── Data extracts ──

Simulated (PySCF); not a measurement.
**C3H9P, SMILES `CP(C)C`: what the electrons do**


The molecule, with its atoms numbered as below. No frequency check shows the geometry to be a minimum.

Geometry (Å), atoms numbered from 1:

───

Work instruction:
Your reply must reproduce all records above exactly.

Worked solution:
Simulated (PySCF); not a measurement.
**C3H9P, SMILES `CP(C)C`: what the electrons do**


The molecule, with its atoms numbered as below. No frequency check shows the geometry to be a minimum.

Geometry (Å), atoms numbered from 1:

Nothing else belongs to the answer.